Return the listing in full. Keep every word as it stands.

[DATA RECORDS]

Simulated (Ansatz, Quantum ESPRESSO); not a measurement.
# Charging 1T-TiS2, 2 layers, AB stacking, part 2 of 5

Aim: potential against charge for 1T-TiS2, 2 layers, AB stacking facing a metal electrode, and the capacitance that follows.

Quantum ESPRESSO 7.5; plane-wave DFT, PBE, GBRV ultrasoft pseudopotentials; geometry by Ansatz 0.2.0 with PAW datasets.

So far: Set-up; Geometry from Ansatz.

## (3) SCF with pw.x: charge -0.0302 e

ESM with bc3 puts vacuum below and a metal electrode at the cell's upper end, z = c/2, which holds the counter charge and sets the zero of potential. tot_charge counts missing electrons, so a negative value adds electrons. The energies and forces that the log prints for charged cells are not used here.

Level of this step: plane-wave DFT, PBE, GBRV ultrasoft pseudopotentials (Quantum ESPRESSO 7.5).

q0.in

[/DATA RECORDS]

TASK RESULT:
Simulated (Ansatz, Quantum ESPRESSO); not a measurement.
# Charging 1T-TiS2, 2 layers, AB stacking, part 2 of 5

Aim: potential against charge for 1T-TiS2, 2 layers, AB stacking facing a metal electrode, and the capacitance that follows.

Quantum ESPRESSO 7.5; plane-wave DFT, PBE, GBRV ultrasoft pseudopotentials; geometry by Ansatz 0.2.0 with PAW datasets.

So far: Set-up; Geometry from Ansatz.

## (3) SCF with pw.x: charge -0.0302 e

ESM with bc3 puts vacuum below and a metal electrode at the cell's upper end, z = c/2, which holds the counter charge and sets the zero of potential. tot_charge counts missing electrons, so a negative value adds electrons. The energies and forces that the log prints for charged cells are not used here.

Level of this step: plane-wave DFT, PBE, GBRV ultrasoft pseudopotentials (Quantum ESPRESSO 7.5).

q0.in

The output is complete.